Brief:
Repeat exactly, please, the lines that begin at the start of the listing and end at the line holding "Level of theory: TDDFT".

Extracted information:
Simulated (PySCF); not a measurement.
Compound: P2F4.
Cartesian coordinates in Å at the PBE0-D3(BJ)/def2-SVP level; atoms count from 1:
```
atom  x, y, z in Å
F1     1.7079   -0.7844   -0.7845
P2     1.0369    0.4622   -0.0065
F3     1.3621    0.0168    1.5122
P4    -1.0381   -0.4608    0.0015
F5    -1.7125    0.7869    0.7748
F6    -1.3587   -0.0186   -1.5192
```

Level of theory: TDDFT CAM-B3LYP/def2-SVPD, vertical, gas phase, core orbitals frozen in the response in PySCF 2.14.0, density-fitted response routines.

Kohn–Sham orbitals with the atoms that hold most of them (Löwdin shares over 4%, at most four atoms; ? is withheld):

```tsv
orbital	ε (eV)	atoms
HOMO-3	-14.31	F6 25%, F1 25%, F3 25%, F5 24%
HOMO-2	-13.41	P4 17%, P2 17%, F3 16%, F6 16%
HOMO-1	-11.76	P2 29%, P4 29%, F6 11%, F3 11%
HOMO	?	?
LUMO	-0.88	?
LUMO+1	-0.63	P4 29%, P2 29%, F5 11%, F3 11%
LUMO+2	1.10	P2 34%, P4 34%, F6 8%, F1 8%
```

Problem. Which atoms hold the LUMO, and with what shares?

Task response:
Simulated (PySCF); not a measurement.
Compound: P2F4.
Cartesian coordinates in Å at the PBE0-D3(BJ)/def2-SVP level; atoms count from 1:
```
atom  x, y, z in Å
F1     1.7079   -0.7844   -0.7845
P2     1.0369    0.4622   -0.0065
F3     1.3621    0.0168    1.5122
P4    -1.0381   -0.4608    0.0015
F5    -1.7125    0.7869    0.7748
F6    -1.3587   -0.0186   -1.5192
```

Level of theory: TDDFT CAM-B3LYP/def2-SVPD, vertical, gas phase, core orbitals frozen in the response in PySCF 2.14.0, density-fitted response routines.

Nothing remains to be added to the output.